_STUDY MATERIAL_.
====================
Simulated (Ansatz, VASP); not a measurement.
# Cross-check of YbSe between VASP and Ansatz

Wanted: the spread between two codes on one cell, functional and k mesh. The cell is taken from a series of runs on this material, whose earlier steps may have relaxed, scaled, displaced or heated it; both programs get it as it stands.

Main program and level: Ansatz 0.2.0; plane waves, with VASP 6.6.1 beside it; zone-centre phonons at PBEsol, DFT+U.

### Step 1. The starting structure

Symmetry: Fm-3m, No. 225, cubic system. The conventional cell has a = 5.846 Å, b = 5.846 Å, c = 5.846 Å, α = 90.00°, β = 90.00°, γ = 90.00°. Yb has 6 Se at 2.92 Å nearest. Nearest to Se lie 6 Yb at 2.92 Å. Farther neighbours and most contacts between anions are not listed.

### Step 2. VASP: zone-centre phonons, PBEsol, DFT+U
====================

_REQUIREMENT_.
The records must each be output verbatim, with nothing left out.

_TASK ANSWER_.
Simulated (Ansatz, VASP); not a measurement.
# Cross-check of YbSe between VASP and Ansatz

Wanted: the spread between two codes on one cell, functional and k mesh. The cell is taken from a series of runs on this material, whose earlier steps may have relaxed, scaled, displaced or heated it; both programs get it as it stands.

Main program and level: Ansatz 0.2.0; plane waves, with VASP 6.6.1 beside it; zone-centre phonons at PBEsol, DFT+U.

### Step 1. The starting structure

Symmetry: Fm-3m, No. 225, cubic system. The conventional cell has a = 5.846 Å, b = 5.846 Å, c = 5.846 Å, α = 90.00°, β = 90.00°, γ = 90.00°. Yb has 6 Se at 2.92 Å nearest. Nearest to Se lie 6 Yb at 2.92 Å. Farther neighbours and most contacts between anions are not listed.

### Step 2. VASP: zone-centre phonons, PBEsol, DFT+U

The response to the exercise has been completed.